>>>>

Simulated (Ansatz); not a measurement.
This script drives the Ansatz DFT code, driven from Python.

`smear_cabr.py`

<<<<

ASSIGNED TASK - Your task is to quote the listing above word for word.

EXERCISE SOLUTION -
Simulated (Ansatz); not a measurement.
This script drives the Ansatz DFT code, driven from Python.

`smear_cabr.py`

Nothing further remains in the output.